Exercise: Print, exactly as they stand, the lines from the start of the listing to the line containing "The input as", inclusive.

Dataset records:
- - - - - - -

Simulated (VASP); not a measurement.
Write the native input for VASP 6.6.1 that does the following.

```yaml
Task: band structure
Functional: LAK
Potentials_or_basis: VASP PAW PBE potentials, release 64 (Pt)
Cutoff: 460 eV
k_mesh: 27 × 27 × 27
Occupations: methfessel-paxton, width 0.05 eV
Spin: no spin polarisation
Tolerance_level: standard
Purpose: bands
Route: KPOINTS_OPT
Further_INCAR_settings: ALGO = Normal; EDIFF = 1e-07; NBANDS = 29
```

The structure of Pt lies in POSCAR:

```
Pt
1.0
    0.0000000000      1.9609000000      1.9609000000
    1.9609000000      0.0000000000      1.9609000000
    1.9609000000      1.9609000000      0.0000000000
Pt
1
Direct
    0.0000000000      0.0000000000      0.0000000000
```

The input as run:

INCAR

- - - - - - -

Task output:
Simulated (VASP); not a measurement.
Write the native input for VASP 6.6.1 that does the following.

```yaml
Task: band structure
Functional: LAK
Potentials_or_basis: VASP PAW PBE potentials, release 64 (Pt)
Cutoff: 460 eV
k_mesh: 27 × 27 × 27
Occupations: methfessel-paxton, width 0.05 eV
Spin: no spin polarisation
Tolerance_level: standard
Purpose: bands
Route: KPOINTS_OPT
Further_INCAR_settings: ALGO = Normal; EDIFF = 1e-07; NBANDS = 29
```

The structure of Pt lies in POSCAR:

```
Pt
1.0
    0.0000000000      1.9609000000      1.9609000000
    1.9609000000      0.0000000000      1.9609000000
    1.9609000000      1.9609000000      0.0000000000
Pt
1
Direct
    0.0000000000      0.0000000000      0.0000000000
```

The input as run:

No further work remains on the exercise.